Everything in the data below is left aside except the lines from the one containing "# Computed records: Hf36O71" through the one containing "All values are"; repeat those exactly.

━━ Exercise data ━━

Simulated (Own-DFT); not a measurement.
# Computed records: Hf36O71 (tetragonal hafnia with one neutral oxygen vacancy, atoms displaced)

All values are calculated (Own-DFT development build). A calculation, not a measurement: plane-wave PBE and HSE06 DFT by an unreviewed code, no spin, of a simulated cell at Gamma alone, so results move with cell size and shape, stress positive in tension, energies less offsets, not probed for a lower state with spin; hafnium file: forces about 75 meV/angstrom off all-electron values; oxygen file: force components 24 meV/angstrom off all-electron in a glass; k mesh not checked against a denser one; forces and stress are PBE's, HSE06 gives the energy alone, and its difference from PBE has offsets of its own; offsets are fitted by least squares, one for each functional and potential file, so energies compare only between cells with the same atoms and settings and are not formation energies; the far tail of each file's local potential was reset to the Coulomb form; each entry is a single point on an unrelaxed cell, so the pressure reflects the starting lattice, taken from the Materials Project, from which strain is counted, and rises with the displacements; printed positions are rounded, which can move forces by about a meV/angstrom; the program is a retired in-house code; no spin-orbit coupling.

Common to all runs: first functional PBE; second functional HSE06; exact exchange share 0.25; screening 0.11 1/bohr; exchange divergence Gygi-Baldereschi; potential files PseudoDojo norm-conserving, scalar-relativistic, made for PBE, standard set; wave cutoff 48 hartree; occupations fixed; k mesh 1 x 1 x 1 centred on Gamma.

━━━

Written answer ->
# Computed records: Hf36O71 (tetragonal hafnia with one neutral oxygen vacancy, atoms displaced)

All values are calculated (Own-DFT development build). A calculation, not a measurement: plane-wave PBE and HSE06 DFT by an unreviewed code, no spin, of a simulated cell at Gamma alone, so results move with cell size and shape, stress positive in tension, energies less offsets, not probed for a lower state with spin; hafnium file: forces about 75 meV/angstrom off all-electron values; oxygen file: force components 24 meV/angstrom off all-electron in a glass; k mesh not checked against a denser one; forces and stress are PBE's, HSE06 gives the energy alone, and its difference from PBE has offsets of its own; offsets are fitted by least squares, one for each functional and potential file, so energies compare only between cells with the same atoms and settings and are not formation energies; the far tail of each file's local potential was reset to the Coulomb form; each entry is a single point on an unrelaxed cell, so the pressure reflects the starting lattice, taken from the Materials Project, from which strain is counted, and rises with the displacements; printed positions are rounded, which can move forces by about a meV/angstrom; the program is a retired in-house code; no spin-orbit coupling.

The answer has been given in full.